--- START ---

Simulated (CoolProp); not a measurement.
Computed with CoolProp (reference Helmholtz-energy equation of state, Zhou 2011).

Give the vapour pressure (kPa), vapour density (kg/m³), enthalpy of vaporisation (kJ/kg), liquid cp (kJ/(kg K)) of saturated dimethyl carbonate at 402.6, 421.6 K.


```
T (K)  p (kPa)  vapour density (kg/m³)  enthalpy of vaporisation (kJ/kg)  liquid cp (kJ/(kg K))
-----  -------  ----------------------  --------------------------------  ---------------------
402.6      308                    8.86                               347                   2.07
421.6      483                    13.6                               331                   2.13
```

--- END ---

Extract the data exactly as given.

(Written solution):
Simulated (CoolProp); not a measurement.
Computed with CoolProp (reference Helmholtz-energy equation of state, Zhou 2011).

Give the vapour pressure (kPa), vapour density (kg/m³), enthalpy of vaporisation (kJ/kg), liquid cp (kJ/(kg K)) of saturated dimethyl carbonate at 402.6, 421.6 K.


```
T (K)  p (kPa)  vapour density (kg/m³)  enthalpy of vaporisation (kJ/kg)  liquid cp (kJ/(kg K))
-----  -------  ----------------------  --------------------------------  ---------------------
402.6      308                    8.86                               347                   2.07
421.6      483                    13.6                               331                   2.13
```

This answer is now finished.